The line containing "Q: Which values does VASP return?" marks the end: write out exactly every line from the first line of the data below through that line, and only those.

##### DATA #####

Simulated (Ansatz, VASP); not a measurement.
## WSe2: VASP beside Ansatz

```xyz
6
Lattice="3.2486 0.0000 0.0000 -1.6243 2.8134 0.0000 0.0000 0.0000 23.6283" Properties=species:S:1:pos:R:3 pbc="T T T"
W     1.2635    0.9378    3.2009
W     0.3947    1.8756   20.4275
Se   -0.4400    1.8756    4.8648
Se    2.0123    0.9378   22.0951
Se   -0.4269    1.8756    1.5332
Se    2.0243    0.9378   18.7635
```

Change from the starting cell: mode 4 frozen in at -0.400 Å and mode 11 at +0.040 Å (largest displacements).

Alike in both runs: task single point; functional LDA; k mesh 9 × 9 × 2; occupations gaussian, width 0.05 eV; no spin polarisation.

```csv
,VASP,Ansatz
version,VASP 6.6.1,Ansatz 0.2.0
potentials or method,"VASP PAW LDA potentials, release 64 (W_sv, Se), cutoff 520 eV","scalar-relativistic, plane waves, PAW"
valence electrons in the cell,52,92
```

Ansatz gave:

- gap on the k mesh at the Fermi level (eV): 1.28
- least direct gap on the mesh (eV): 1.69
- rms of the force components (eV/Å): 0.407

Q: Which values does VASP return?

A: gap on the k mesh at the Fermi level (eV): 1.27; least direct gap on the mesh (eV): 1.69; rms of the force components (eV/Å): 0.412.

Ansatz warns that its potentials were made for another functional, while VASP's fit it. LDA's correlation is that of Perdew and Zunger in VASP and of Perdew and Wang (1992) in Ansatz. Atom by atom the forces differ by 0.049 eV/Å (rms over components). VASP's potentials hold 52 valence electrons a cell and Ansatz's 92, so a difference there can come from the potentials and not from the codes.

#####

- [TASK RESULT]
Simulated (Ansatz, VASP); not a measurement.
## WSe2: VASP beside Ansatz

```xyz
6
Lattice="3.2486 0.0000 0.0000 -1.6243 2.8134 0.0000 0.0000 0.0000 23.6283" Properties=species:S:1:pos:R:3 pbc="T T T"
W     1.2635    0.9378    3.2009
W     0.3947    1.8756   20.4275
Se   -0.4400    1.8756    4.8648
Se    2.0123    0.9378   22.0951
Se   -0.4269    1.8756    1.5332
Se    2.0243    0.9378   18.7635
```

Change from the starting cell: mode 4 frozen in at -0.400 Å and mode 11 at +0.040 Å (largest displacements).

Alike in both runs: task single point; functional LDA; k mesh 9 × 9 × 2; occupations gaussian, width 0.05 eV; no spin polarisation.

```csv
,VASP,Ansatz
version,VASP 6.6.1,Ansatz 0.2.0
potentials or method,"VASP PAW LDA potentials, release 64 (W_sv, Se), cutoff 520 eV","scalar-relativistic, plane waves, PAW"
valence electrons in the cell,52,92
```

Ansatz gave:

- gap on the k mesh at the Fermi level (eV): 1.28
- least direct gap on the mesh (eV): 1.69
- rms of the force components (eV/Å): 0.407

Q: Which values does VASP return?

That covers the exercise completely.